# # # # # # #

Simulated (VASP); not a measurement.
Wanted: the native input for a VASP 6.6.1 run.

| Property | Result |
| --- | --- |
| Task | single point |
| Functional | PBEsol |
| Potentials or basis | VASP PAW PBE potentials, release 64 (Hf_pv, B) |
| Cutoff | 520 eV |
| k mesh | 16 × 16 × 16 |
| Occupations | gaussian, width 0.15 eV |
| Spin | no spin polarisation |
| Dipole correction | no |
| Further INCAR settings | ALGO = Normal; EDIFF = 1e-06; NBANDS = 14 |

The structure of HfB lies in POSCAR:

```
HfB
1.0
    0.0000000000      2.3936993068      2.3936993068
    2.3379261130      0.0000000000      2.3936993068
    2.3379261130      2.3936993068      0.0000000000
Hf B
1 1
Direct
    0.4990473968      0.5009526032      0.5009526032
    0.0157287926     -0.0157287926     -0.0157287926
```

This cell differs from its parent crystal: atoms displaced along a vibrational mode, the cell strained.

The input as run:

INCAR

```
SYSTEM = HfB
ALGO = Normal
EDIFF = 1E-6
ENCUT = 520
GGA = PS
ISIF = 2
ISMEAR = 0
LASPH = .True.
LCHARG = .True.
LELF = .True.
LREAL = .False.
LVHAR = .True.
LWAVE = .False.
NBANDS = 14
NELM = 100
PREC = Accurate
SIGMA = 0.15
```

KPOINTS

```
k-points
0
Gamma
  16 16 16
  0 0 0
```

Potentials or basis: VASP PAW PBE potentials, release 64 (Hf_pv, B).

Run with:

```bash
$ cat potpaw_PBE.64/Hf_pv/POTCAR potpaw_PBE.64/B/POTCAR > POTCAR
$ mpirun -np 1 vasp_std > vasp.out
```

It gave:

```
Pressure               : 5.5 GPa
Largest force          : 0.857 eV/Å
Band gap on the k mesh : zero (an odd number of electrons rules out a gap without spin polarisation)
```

# # # # # # #

▶ WORK TASK: Begin with the first line of the listing and copy exactly through the line that contains "16 × 16 × 16 |", please, keeping both ends and leaving out everything after.

▶ ANSWER AREA:
Simulated (VASP); not a measurement.
Wanted: the native input for a VASP 6.6.1 run.

| Property | Result |
| --- | --- |
| Task | single point |
| Functional | PBEsol |
| Potentials or basis | VASP PAW PBE potentials, release 64 (Hf_pv, B) |
| Cutoff | 520 eV |
| k mesh | 16 × 16 × 16 |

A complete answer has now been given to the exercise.